Record set:
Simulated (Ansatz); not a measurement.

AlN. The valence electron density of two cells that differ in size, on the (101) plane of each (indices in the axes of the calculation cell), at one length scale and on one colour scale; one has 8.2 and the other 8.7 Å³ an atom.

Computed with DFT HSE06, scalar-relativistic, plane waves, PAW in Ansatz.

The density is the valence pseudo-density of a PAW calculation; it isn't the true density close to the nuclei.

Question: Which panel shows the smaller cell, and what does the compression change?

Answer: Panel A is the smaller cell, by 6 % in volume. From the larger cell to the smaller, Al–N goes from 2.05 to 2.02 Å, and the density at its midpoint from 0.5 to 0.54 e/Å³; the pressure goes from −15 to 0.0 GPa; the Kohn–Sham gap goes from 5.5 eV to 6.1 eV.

Assignment:
From the records above, copy out the line with "The density is", the line with "Question: Which panel", and every line between them, word for word.

Answer section:
The density is the valence pseudo-density of a PAW calculation; it isn't the true density close to the nuclei.

Question: Which panel shows the smaller cell, and what does the compression change?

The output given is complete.